» **SUPPLIED INFORMATION**:
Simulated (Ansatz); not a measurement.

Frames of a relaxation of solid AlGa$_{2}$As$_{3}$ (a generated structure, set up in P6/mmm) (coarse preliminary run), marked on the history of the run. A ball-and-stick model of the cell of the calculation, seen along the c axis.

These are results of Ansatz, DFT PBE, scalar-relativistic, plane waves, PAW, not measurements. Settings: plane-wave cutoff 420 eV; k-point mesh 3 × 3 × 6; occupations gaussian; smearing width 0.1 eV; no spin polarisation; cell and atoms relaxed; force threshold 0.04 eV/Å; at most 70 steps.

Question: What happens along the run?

» **WORK ORDER**: Please write out the records from above, keeping every line exact.

» **WRITTEN ANSWER**:
Simulated (Ansatz); not a measurement.

Frames of a relaxation of solid AlGa$_{2}$As$_{3}$ (a generated structure, set up in P6/mmm) (coarse preliminary run), marked on the history of the run. A ball-and-stick model of the cell of the calculation, seen along the c axis.

These are results of Ansatz, DFT PBE, scalar-relativistic, plane waves, PAW, not measurements. Settings: plane-wave cutoff 420 eV; k-point mesh 3 × 3 × 6; occupations gaussian; smearing width 0.1 eV; no spin polarisation; cell and atoms relaxed; force threshold 0.04 eV/Å; at most 70 steps.

Question: What happens along the run?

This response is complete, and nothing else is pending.